☆ ☆ ☆ ☆ ☆ ☆ ☆

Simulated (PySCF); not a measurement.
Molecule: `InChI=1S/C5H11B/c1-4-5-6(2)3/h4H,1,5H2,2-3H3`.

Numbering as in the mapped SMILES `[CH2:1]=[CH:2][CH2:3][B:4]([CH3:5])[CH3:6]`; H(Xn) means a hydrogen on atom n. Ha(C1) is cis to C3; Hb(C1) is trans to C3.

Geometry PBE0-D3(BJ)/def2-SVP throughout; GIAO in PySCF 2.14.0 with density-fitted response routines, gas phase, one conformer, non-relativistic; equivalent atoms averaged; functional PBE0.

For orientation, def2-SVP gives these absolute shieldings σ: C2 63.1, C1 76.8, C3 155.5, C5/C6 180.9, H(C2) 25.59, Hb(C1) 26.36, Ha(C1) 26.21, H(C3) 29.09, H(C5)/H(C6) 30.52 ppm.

☆ ☆ ☆ ☆ ☆ ☆ ☆

* [Task item]
The full set of entries above needs to be restated word for word.

* [Response box]
Simulated (PySCF); not a measurement.
Molecule: `InChI=1S/C5H11B/c1-4-5-6(2)3/h4H,1,5H2,2-3H3`.

Numbering as in the mapped SMILES `[CH2:1]=[CH:2][CH2:3][B:4]([CH3:5])[CH3:6]`; H(Xn) means a hydrogen on atom n. Ha(C1) is cis to C3; Hb(C1) is trans to C3.

Geometry PBE0-D3(BJ)/def2-SVP throughout; GIAO in PySCF 2.14.0 with density-fitted response routines, gas phase, one conformer, non-relativistic; equivalent atoms averaged; functional PBE0.

For orientation, def2-SVP gives these absolute shieldings σ: C2 63.1, C1 76.8, C3 155.5, C5/C6 180.9, H(C2) 25.59, Hb(C1) 26.36, Ha(C1) 26.21, H(C3) 29.09, H(C5)/H(C6) 30.52 ppm.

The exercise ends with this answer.